Transcribe the listing word for word. Begin at its first line and end with the line containing "Theory: TDDFT CAM-B3LYP/aug-cc-pVDZ".

######
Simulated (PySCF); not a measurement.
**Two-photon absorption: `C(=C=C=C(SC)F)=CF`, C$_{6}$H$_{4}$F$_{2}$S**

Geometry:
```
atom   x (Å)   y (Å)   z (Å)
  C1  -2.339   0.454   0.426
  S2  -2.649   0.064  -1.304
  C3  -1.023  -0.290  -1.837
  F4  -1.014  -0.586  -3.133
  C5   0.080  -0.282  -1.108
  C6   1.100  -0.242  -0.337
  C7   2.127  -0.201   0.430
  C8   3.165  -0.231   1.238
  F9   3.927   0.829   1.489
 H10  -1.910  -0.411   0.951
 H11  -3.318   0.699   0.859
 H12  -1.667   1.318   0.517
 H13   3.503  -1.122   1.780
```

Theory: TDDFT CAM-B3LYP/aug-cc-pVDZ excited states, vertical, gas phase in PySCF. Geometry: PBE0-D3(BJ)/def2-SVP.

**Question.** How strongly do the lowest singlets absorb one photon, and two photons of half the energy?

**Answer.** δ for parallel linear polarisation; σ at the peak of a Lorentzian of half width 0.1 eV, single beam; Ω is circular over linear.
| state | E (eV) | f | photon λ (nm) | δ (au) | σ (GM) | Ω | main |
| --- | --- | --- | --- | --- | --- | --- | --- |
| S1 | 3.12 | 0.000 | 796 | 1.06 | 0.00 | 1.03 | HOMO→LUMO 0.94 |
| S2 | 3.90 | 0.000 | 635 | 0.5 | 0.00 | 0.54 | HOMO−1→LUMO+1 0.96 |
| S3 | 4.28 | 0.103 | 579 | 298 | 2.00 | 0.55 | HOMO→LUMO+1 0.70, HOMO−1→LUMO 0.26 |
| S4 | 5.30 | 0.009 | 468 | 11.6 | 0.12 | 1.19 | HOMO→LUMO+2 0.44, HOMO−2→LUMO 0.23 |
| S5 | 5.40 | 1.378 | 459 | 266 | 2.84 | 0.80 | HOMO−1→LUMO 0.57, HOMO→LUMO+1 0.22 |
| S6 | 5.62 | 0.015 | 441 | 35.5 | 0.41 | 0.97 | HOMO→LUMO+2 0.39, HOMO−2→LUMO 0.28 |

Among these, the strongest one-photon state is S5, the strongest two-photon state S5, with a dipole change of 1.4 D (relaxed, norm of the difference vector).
######

(TASK RESPONSE):
Simulated (PySCF); not a measurement.
**Two-photon absorption: `C(=C=C=C(SC)F)=CF`, C$_{6}$H$_{4}$F$_{2}$S**

Geometry:
```
atom   x (Å)   y (Å)   z (Å)
  C1  -2.339   0.454   0.426
  S2  -2.649   0.064  -1.304
  C3  -1.023  -0.290  -1.837
  F4  -1.014  -0.586  -3.133
  C5   0.080  -0.282  -1.108
  C6   1.100  -0.242  -0.337
  C7   2.127  -0.201   0.430
  C8   3.165  -0.231   1.238
  F9   3.927   0.829   1.489
 H10  -1.910  -0.411   0.951
 H11  -3.318   0.699   0.859
 H12  -1.667   1.318   0.517
 H13   3.503  -1.122   1.780
```

Theory: TDDFT CAM-B3LYP/aug-cc-pVDZ excited states, vertical, gas phase in PySCF. Geometry: PBE0-D3(BJ)/def2-SVP.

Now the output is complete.